__________________________________________________

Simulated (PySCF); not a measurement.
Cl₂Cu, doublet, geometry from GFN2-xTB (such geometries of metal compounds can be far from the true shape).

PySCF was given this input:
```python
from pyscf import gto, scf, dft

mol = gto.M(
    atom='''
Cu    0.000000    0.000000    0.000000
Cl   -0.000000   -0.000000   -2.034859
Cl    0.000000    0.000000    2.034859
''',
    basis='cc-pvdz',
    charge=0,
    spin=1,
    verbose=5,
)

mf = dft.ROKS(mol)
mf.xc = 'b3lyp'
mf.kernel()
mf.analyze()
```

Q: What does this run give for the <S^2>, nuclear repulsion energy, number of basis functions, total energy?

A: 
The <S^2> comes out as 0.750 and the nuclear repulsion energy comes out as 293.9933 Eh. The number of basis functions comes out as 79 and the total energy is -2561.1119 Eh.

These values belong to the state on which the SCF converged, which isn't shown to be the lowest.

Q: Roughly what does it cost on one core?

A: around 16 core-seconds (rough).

__________________________________________________

WORK REQUEST
Restate the full data above, keeping each word intact.

WRITTEN SOLUTION
Simulated (PySCF); not a measurement.
Cl₂Cu, doublet, geometry from GFN2-xTB (such geometries of metal compounds can be far from the true shape).

PySCF was given this input:
```python
from pyscf import gto, scf, dft

mol = gto.M(
    atom='''
Cu    0.000000    0.000000    0.000000
Cl   -0.000000   -0.000000   -2.034859
Cl    0.000000    0.000000    2.034859
''',
    basis='cc-pvdz',
    charge=0,
    spin=1,
    verbose=5,
)

mf = dft.ROKS(mol)
mf.xc = 'b3lyp'
mf.kernel()
mf.analyze()
```

Q: What does this run give for the <S^2>, nuclear repulsion energy, number of basis functions, total energy?

A: 
The <S^2> comes out as 0.750 and the nuclear repulsion energy comes out as 293.9933 Eh. The number of basis functions comes out as 79 and the total energy is -2561.1119 Eh.

These values belong to the state on which the SCF converged, which isn't shown to be the lowest.

Q: Roughly what does it cost on one core?

A: around 16 core-seconds (rough).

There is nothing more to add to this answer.